◆ **Provided data**
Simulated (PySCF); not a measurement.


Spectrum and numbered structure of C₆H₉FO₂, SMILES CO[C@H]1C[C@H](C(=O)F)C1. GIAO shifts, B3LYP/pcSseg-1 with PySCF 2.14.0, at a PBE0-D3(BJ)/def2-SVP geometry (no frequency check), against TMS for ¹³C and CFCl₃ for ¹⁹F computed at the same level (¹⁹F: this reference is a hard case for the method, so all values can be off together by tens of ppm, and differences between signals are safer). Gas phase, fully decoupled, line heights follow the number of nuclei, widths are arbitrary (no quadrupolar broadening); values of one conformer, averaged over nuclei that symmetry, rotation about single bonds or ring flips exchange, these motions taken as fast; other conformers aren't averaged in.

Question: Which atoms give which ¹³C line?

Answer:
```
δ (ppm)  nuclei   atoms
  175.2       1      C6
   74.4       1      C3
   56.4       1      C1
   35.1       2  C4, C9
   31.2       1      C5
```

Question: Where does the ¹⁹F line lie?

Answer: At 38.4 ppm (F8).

◆ **Action item**
Copy out the listing above, line by line and exactly, from its first line to the line holding "Question: Where does the ¹⁹F line lie?", inclusive.

◆ **Answer area**
Simulated (PySCF); not a measurement.


Spectrum and numbered structure of C₆H₉FO₂, SMILES CO[C@H]1C[C@H](C(=O)F)C1. GIAO shifts, B3LYP/pcSseg-1 with PySCF 2.14.0, at a PBE0-D3(BJ)/def2-SVP geometry (no frequency check), against TMS for ¹³C and CFCl₃ for ¹⁹F computed at the same level (¹⁹F: this reference is a hard case for the method, so all values can be off together by tens of ppm, and differences between signals are safer). Gas phase, fully decoupled, line heights follow the number of nuclei, widths are arbitrary (no quadrupolar broadening); values of one conformer, averaged over nuclei that symmetry, rotation about single bonds or ring flips exchange, these motions taken as fast; other conformers aren't averaged in.

Question: Which atoms give which ¹³C line?

Answer:
```
δ (ppm)  nuclei   atoms
  175.2       1      C6
   74.4       1      C3
   56.4       1      C1
   35.1       2  C4, C9
   31.2       1      C5
```

Question: Where does the ¹⁹F line lie?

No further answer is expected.